▸ **WORK TASK**:
When you reach the records below, output each one exactly.

+ + + + + + +

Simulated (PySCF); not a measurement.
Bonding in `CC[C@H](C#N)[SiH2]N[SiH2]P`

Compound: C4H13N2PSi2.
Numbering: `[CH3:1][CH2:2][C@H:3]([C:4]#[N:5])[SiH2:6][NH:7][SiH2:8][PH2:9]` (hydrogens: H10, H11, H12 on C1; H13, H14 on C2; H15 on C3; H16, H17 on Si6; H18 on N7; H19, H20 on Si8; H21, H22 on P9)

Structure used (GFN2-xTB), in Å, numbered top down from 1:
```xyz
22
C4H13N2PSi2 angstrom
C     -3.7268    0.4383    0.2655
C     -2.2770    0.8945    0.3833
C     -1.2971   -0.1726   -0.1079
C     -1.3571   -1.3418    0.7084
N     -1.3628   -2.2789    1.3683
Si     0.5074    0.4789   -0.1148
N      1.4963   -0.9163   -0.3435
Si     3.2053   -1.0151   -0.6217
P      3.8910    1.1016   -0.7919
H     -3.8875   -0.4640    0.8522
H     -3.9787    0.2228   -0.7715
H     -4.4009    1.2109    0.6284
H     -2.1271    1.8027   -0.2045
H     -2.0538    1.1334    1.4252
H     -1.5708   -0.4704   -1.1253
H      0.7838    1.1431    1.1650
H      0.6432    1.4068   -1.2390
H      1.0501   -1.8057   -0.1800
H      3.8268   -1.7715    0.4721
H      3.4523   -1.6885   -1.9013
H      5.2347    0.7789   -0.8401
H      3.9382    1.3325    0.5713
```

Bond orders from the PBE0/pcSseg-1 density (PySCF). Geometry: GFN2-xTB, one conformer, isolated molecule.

+ + + + + + +

▸ **WRITTEN SOLUTION**:
Simulated (PySCF); not a measurement.
Bonding in `CC[C@H](C#N)[SiH2]N[SiH2]P`

Compound: C4H13N2PSi2.
Numbering: `[CH3:1][CH2:2][C@H:3]([C:4]#[N:5])[SiH2:6][NH:7][SiH2:8][PH2:9]` (hydrogens: H10, H11, H12 on C1; H13, H14 on C2; H15 on C3; H16, H17 on Si6; H18 on N7; H19, H20 on Si8; H21, H22 on P9)

Structure used (GFN2-xTB), in Å, numbered top down from 1:
```xyz
22
C4H13N2PSi2 angstrom
C     -3.7268    0.4383    0.2655
C     -2.2770    0.8945    0.3833
C     -1.2971   -0.1726   -0.1079
C     -1.3571   -1.3418    0.7084
N     -1.3628   -2.2789    1.3683
Si     0.5074    0.4789   -0.1148
N      1.4963   -0.9163   -0.3435
Si     3.2053   -1.0151   -0.6217
P      3.8910    1.1016   -0.7919
H     -3.8875   -0.4640    0.8522
H     -3.9787    0.2228   -0.7715
H     -4.4009    1.2109    0.6284
H     -2.1271    1.8027   -0.2045
H     -2.0538    1.1334    1.4252
H     -1.5708   -0.4704   -1.1253
H      0.7838    1.1431    1.1650
H      0.6432    1.4068   -1.2390
H      1.0501   -1.8057   -0.1800
H      3.8268   -1.7715    0.4721
H      3.4523   -1.6885   -1.9013
H      5.2347    0.7789   -0.8401
H      3.9382    1.3325    0.5713
```

Bond orders from the PBE0/pcSseg-1 density (PySCF). Geometry: GFN2-xTB, one conformer, isolated molecule.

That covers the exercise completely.